#### PROVIDED MATERIAL:

━━━

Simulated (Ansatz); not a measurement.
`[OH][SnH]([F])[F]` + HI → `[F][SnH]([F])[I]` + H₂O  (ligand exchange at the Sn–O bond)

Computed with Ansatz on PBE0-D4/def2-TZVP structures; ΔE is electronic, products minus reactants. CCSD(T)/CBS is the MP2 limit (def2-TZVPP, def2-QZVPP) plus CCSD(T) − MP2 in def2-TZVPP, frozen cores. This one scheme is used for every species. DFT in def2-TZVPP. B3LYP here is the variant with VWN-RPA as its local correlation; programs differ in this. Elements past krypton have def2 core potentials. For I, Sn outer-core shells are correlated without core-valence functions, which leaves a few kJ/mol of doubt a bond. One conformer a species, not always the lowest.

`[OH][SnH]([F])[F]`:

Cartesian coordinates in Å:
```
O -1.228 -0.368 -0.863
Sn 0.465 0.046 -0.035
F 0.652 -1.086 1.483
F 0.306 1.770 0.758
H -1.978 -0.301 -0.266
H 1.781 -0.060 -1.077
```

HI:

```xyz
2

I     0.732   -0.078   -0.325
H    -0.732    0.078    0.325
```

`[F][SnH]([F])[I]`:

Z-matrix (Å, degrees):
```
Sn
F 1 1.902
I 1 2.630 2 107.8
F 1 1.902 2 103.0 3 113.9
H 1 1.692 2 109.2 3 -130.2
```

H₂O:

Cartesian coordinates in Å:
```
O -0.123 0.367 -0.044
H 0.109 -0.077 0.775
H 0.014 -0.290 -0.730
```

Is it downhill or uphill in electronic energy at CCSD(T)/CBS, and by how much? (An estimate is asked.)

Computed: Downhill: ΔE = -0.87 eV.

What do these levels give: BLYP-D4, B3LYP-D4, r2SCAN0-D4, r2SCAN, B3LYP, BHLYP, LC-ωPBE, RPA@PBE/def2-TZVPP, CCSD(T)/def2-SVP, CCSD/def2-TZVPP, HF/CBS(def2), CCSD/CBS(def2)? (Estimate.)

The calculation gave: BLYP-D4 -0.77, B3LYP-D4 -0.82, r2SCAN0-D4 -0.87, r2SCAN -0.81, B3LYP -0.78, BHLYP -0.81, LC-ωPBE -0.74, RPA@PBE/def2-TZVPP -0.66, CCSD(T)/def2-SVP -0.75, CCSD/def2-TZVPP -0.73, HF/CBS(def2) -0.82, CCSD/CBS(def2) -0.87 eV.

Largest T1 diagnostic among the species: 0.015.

━━━

#### REQUIREMENT:
Quote the listing word for word from its first line through the line in which "The calculation gave: BLYP-D4" appears.

#### RESULT:
Simulated (Ansatz); not a measurement.
`[OH][SnH]([F])[F]` + HI → `[F][SnH]([F])[I]` + H₂O  (ligand exchange at the Sn–O bond)

Computed with Ansatz on PBE0-D4/def2-TZVP structures; ΔE is electronic, products minus reactants. CCSD(T)/CBS is the MP2 limit (def2-TZVPP, def2-QZVPP) plus CCSD(T) − MP2 in def2-TZVPP, frozen cores. This one scheme is used for every species. DFT in def2-TZVPP. B3LYP here is the variant with VWN-RPA as its local correlation; programs differ in this. Elements past krypton have def2 core potentials. For I, Sn outer-core shells are correlated without core-valence functions, which leaves a few kJ/mol of doubt a bond. One conformer a species, not always the lowest.

`[OH][SnH]([F])[F]`:

Cartesian coordinates in Å:
```
O -1.228 -0.368 -0.863
Sn 0.465 0.046 -0.035
F 0.652 -1.086 1.483
F 0.306 1.770 0.758
H -1.978 -0.301 -0.266
H 1.781 -0.060 -1.077
```

HI:

```xyz
2

I     0.732   -0.078   -0.325
H    -0.732    0.078    0.325
```

`[F][SnH]([F])[I]`:

Z-matrix (Å, degrees):
```
Sn
F 1 1.902
I 1 2.630 2 107.8
F 1 1.902 2 103.0 3 113.9
H 1 1.692 2 109.2 3 -130.2
```

H₂O:

Cartesian coordinates in Å:
```
O -0.123 0.367 -0.044
H 0.109 -0.077 0.775
H 0.014 -0.290 -0.730
```

Is it downhill or uphill in electronic energy at CCSD(T)/CBS, and by how much? (An estimate is asked.)

Computed: Downhill: ΔE = -0.87 eV.

What do these levels give: BLYP-D4, B3LYP-D4, r2SCAN0-D4, r2SCAN, B3LYP, BHLYP, LC-ωPBE, RPA@PBE/def2-TZVPP, CCSD(T)/def2-SVP, CCSD/def2-TZVPP, HF/CBS(def2), CCSD/CBS(def2)? (Estimate.)

The calculation gave: BLYP-D4 -0.77, B3LYP-D4 -0.82, r2SCAN0-D4 -0.87, r2SCAN -0.81, B3LYP -0.78, BHLYP -0.81, LC-ωPBE -0.74, RPA@PBE/def2-TZVPP -0.66, CCSD(T)/def2-SVP -0.75, CCSD/def2-TZVPP -0.73, HF/CBS(def2) -0.82, CCSD/CBS(def2) -0.87 eV.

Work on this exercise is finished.